Data excerpts:

☆ ☆ ☆ ☆

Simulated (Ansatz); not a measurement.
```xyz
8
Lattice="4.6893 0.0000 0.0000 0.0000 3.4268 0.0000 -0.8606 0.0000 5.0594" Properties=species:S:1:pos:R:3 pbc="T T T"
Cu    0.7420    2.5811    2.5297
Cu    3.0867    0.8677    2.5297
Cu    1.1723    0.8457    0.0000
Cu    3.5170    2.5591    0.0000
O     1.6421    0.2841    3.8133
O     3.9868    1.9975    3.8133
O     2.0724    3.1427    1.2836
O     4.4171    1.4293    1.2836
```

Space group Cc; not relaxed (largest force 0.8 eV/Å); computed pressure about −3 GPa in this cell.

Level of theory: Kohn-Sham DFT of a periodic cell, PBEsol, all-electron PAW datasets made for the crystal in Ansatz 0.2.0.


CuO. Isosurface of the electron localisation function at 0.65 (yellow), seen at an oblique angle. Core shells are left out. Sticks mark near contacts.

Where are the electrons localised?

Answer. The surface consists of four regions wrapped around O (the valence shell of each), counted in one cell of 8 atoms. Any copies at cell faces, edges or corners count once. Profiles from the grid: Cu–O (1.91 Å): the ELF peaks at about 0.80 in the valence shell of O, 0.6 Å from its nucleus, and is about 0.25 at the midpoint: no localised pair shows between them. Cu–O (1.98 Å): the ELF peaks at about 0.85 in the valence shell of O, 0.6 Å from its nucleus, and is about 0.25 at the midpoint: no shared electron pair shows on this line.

☆ ☆ ☆ ☆

Requirement:
When you reach the line with "CuO. Isosurface of" in the records above, start writing out lines exactly, and stop once the line with "Where are the electrons localised?" has been written; include nothing else.

Exercise answer:
CuO. Isosurface of the electron localisation function at 0.65 (yellow), seen at an oblique angle. Core shells are left out. Sticks mark near contacts.

Where are the electrons localised?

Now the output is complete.